◆ Information

::::

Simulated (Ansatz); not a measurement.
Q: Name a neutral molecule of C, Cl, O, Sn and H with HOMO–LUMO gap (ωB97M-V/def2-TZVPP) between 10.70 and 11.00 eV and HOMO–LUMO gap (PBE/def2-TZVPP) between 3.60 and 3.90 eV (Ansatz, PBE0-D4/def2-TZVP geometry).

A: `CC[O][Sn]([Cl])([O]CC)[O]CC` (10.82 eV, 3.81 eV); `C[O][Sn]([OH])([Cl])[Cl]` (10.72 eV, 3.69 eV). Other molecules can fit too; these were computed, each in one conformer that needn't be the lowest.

::::

◆ Work instruction
Retype only the lines running from the top of the listing to the line that holds "Q: Name a neutral", both ends included.

◆ Answer area
Simulated (Ansatz); not a measurement.
Q: Name a neutral molecule of C, Cl, O, Sn and H with HOMO–LUMO gap (ωB97M-V/def2-TZVPP) between 10.70 and 11.00 eV and HOMO–LUMO gap (PBE/def2-TZVPP) between 3.60 and 3.90 eV (Ansatz, PBE0-D4/def2-TZVP geometry).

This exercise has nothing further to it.